Recorded information: Begin

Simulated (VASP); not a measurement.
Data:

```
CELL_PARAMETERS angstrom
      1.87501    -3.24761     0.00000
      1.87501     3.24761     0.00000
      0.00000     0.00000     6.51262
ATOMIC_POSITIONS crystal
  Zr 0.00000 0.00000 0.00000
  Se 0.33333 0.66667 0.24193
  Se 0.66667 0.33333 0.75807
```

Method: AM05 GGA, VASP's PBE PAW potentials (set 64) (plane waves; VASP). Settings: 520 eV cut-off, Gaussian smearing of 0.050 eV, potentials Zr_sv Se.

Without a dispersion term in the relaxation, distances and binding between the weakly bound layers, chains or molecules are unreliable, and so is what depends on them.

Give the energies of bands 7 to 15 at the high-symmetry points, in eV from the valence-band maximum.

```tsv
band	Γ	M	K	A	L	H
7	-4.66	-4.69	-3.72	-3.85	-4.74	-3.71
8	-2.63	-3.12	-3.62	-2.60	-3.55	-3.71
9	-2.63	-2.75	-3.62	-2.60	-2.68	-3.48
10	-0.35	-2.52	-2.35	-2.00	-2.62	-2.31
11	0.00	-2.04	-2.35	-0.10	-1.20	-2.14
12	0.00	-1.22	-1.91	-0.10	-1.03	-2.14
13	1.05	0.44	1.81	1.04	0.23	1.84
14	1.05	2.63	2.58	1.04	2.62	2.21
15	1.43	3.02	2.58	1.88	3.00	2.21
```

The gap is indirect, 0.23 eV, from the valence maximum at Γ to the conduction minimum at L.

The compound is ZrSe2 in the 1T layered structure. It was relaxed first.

Recorded information: End

Beginning with the very first line of the records above, please retype each line through the one that has "Method: AM05 GGA, VASP's", and add nothing.

Simulated (VASP); not a measurement.
Data:

```
CELL_PARAMETERS angstrom
      1.87501    -3.24761     0.00000
      1.87501     3.24761     0.00000
      0.00000     0.00000     6.51262
ATOMIC_POSITIONS crystal
  Zr 0.00000 0.00000 0.00000
  Se 0.33333 0.66667 0.24193
  Se 0.66667 0.33333 0.75807
```

Method: AM05 GGA, VASP's PBE PAW potentials (set 64) (plane waves; VASP). Settings: 520 eV cut-off, Gaussian smearing of 0.050 eV, potentials Zr_sv Se.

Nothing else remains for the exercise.